• _Material provided_:
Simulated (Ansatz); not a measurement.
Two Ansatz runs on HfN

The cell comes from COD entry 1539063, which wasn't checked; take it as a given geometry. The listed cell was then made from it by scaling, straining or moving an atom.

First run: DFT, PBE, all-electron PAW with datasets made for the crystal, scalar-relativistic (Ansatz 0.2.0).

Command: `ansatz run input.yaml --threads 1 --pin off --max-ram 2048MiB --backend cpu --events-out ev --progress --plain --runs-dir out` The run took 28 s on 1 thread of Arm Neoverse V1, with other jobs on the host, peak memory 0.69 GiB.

• _Required action_: Reproduce every line above, keeping each word exactly as it appears.

• _Your response_:
Simulated (Ansatz); not a measurement.
Two Ansatz runs on HfN

The cell comes from COD entry 1539063, which wasn't checked; take it as a given geometry. The listed cell was then made from it by scaling, straining or moving an atom.

First run: DFT, PBE, all-electron PAW with datasets made for the crystal, scalar-relativistic (Ansatz 0.2.0).

Command: `ansatz run input.yaml --threads 1 --pin off --max-ram 2048MiB --backend cpu --events-out ev --progress --plain --runs-dir out` The run took 28 s on 1 thread of Arm Neoverse V1, with other jobs on the host, peak memory 0.69 GiB.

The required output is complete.